ASSIGNED TASK
Write down the whole listing below again without changing a word.

[RECORDS PROVIDED — start]

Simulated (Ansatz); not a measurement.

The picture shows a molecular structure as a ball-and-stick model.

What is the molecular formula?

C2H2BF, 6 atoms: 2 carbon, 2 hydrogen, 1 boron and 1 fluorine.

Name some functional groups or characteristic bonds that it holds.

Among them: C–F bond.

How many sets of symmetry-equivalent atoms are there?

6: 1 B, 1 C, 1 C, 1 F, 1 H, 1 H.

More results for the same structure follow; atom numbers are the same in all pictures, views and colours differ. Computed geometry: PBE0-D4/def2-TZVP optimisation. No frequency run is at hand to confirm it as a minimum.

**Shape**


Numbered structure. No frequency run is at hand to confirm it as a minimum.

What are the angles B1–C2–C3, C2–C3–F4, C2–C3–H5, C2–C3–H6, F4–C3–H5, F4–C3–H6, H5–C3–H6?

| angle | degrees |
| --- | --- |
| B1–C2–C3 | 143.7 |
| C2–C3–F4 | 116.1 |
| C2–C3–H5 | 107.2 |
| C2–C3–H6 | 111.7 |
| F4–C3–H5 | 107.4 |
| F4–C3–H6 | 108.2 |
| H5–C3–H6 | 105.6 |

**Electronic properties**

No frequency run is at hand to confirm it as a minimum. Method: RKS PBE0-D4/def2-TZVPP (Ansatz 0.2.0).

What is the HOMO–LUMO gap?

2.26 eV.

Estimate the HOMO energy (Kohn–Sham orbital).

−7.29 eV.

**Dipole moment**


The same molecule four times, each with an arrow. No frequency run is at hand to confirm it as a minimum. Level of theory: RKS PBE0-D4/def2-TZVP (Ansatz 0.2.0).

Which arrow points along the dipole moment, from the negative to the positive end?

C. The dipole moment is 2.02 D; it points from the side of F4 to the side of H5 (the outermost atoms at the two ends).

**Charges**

[RECORDS PROVIDED — finish]

EXPECTED ANSWER
Simulated (Ansatz); not a measurement.

The picture shows a molecular structure as a ball-and-stick model.

What is the molecular formula?

C2H2BF, 6 atoms: 2 carbon, 2 hydrogen, 1 boron and 1 fluorine.

Name some functional groups or characteristic bonds that it holds.

Among them: C–F bond.

How many sets of symmetry-equivalent atoms are there?

6: 1 B, 1 C, 1 C, 1 F, 1 H, 1 H.

More results for the same structure follow; atom numbers are the same in all pictures, views and colours differ. Computed geometry: PBE0-D4/def2-TZVP optimisation. No frequency run is at hand to confirm it as a minimum.

**Shape**


Numbered structure. No frequency run is at hand to confirm it as a minimum.

What are the angles B1–C2–C3, C2–C3–F4, C2–C3–H5, C2–C3–H6, F4–C3–H5, F4–C3–H6, H5–C3–H6?

| angle | degrees |
| --- | --- |
| B1–C2–C3 | 143.7 |
| C2–C3–F4 | 116.1 |
| C2–C3–H5 | 107.2 |
| C2–C3–H6 | 111.7 |
| F4–C3–H5 | 107.4 |
| F4–C3–H6 | 108.2 |
| H5–C3–H6 | 105.6 |

**Electronic properties**

No frequency run is at hand to confirm it as a minimum. Method: RKS PBE0-D4/def2-TZVPP (Ansatz 0.2.0).

What is the HOMO–LUMO gap?

2.26 eV.

Estimate the HOMO energy (Kohn–Sham orbital).

−7.29 eV.

**Dipole moment**


The same molecule four times, each with an arrow. No frequency run is at hand to confirm it as a minimum. Level of theory: RKS PBE0-D4/def2-TZVP (Ansatz 0.2.0).

Which arrow points along the dipole moment, from the negative to the positive end?

C. The dipole moment is 2.02 D; it points from the side of F4 to the side of H5 (the outermost atoms at the two ends).

**Charges**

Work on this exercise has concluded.